### Record excerpts
--------------------------------
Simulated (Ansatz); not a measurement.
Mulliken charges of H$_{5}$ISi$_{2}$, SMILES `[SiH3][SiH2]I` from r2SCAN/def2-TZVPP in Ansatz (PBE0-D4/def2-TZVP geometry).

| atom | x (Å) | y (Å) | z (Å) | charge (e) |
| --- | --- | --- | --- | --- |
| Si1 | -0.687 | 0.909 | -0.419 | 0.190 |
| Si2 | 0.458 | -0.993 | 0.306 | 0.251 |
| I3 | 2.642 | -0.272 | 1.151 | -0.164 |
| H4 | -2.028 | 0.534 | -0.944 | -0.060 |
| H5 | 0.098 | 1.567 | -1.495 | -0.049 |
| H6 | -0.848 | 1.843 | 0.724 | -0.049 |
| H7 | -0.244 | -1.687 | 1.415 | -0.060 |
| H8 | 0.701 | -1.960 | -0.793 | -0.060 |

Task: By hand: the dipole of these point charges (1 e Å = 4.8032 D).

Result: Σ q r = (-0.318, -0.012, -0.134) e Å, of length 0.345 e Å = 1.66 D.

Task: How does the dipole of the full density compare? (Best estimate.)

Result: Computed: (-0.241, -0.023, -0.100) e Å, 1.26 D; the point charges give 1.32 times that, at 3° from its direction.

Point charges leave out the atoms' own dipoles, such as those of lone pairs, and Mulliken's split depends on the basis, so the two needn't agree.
--------------------------------

### Activity
Please give again the lines above between the line holding "-0.793 | -0.060 |" and the line holding "Task: How does", inclusive, exactly as they are and with nothing added.

### Answer area
| H8 | 0.701 | -1.960 | -0.793 | -0.060 |

Task: By hand: the dipole of these point charges (1 e Å = 4.8032 D).

Result: Σ q r = (-0.318, -0.012, -0.134) e Å, of length 0.345 e Å = 1.66 D.

Task: How does the dipole of the full density compare? (Best estimate.)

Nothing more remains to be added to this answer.